ASSIGNED TASK> The line that contains "Potentials or basis: VASP" marks the end: retype the data below exactly from its first line through that line.

==============================

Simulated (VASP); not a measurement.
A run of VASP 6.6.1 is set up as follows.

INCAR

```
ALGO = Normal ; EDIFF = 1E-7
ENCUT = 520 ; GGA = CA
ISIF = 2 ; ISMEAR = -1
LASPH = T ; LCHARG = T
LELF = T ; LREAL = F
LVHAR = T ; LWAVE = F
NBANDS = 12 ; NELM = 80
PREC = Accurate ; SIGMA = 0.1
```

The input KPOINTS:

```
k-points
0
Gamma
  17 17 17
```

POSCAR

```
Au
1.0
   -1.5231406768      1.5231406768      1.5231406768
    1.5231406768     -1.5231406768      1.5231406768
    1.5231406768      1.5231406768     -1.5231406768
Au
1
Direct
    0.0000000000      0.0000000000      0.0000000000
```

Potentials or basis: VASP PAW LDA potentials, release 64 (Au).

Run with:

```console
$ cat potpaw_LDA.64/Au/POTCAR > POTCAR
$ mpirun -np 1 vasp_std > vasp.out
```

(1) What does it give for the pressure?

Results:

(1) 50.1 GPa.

==============================

YOUR RESPONSE>
Simulated (VASP); not a measurement.
A run of VASP 6.6.1 is set up as follows.

INCAR

```
ALGO = Normal ; EDIFF = 1E-7
ENCUT = 520 ; GGA = CA
ISIF = 2 ; ISMEAR = -1
LASPH = T ; LCHARG = T
LELF = T ; LREAL = F
LVHAR = T ; LWAVE = F
NBANDS = 12 ; NELM = 80
PREC = Accurate ; SIGMA = 0.1
```

The input KPOINTS:

```
k-points
0
Gamma
  17 17 17
```

POSCAR

```
Au
1.0
   -1.5231406768      1.5231406768      1.5231406768
    1.5231406768     -1.5231406768      1.5231406768
    1.5231406768      1.5231406768     -1.5231406768
Au
1
Direct
    0.0000000000      0.0000000000      0.0000000000
```

Potentials or basis: VASP PAW LDA potentials, release 64 (Au).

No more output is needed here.